Work task: Return exactly the lines of the records below, starting at the line that contains "PM6 (MOPAC): 1645, 2830, 2912." and ending at the line that contains "PM7 (MOPAC): 1644, 2819, 2891.", with both of those lines kept.

Information supplied:
———

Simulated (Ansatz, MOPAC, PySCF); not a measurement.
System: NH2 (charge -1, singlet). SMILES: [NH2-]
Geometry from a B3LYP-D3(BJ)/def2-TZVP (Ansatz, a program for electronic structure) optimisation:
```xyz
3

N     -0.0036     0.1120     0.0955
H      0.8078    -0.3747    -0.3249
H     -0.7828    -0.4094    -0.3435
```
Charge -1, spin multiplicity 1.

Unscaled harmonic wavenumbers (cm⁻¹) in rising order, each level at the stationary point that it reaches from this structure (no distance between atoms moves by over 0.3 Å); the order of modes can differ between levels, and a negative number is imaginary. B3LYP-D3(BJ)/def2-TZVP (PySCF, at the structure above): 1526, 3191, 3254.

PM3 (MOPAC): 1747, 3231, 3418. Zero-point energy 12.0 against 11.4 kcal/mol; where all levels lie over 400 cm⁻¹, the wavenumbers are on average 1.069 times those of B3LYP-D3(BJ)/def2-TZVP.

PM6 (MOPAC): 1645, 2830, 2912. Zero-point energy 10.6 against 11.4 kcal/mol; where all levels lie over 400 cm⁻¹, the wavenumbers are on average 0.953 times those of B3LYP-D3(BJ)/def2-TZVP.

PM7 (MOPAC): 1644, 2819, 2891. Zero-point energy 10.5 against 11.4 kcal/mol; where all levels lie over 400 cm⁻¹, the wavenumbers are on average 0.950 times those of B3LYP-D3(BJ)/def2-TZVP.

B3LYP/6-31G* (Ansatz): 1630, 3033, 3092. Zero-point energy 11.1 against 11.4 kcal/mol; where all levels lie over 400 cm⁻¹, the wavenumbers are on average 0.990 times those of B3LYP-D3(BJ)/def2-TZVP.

———

Result:
PM6 (MOPAC): 1645, 2830, 2912. Zero-point energy 10.6 against 11.4 kcal/mol; where all levels lie over 400 cm⁻¹, the wavenumbers are on average 0.953 times those of B3LYP-D3(BJ)/def2-TZVP.

PM7 (MOPAC): 1644, 2819, 2891. Zero-point energy 10.5 against 11.4 kcal/mol; where all levels lie over 400 cm⁻¹, the wavenumbers are on average 0.950 times those of B3LYP-D3(BJ)/def2-TZVP.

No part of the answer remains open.